• [WORK ITEM]: In this exercise, every entry is to be transcribed exactly as written.

┌──

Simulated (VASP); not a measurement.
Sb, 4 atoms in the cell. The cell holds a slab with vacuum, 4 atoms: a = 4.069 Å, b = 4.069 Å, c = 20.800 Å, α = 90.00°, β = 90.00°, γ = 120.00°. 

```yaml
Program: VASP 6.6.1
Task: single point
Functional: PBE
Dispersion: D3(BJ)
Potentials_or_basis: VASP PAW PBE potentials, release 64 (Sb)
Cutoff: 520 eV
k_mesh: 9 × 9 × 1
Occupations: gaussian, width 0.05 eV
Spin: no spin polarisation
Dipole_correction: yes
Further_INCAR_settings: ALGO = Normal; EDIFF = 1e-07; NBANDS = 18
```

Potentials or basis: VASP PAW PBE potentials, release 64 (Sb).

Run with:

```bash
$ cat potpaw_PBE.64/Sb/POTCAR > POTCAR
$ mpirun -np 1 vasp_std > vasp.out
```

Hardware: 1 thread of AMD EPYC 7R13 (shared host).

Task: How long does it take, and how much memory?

└──

• [EXPECTED ANSWER]:
Simulated (VASP); not a measurement.
Sb, 4 atoms in the cell. The cell holds a slab with vacuum, 4 atoms: a = 4.069 Å, b = 4.069 Å, c = 20.800 Å, α = 90.00°, β = 90.00°, γ = 120.00°. 

```yaml
Program: VASP 6.6.1
Task: single point
Functional: PBE
Dispersion: D3(BJ)
Potentials_or_basis: VASP PAW PBE potentials, release 64 (Sb)
Cutoff: 520 eV
k_mesh: 9 × 9 × 1
Occupations: gaussian, width 0.05 eV
Spin: no spin polarisation
Dipole_correction: yes
Further_INCAR_settings: ALGO = Normal; EDIFF = 1e-07; NBANDS = 18
```

Potentials or basis: VASP PAW PBE potentials, release 64 (Sb).

Run with:

```bash
$ cat potpaw_PBE.64/Sb/POTCAR > POTCAR
$ mpirun -np 1 vasp_std > vasp.out
```

Hardware: 1 thread of AMD EPYC 7R13 (shared host).

Task: How long does it take, and how much memory?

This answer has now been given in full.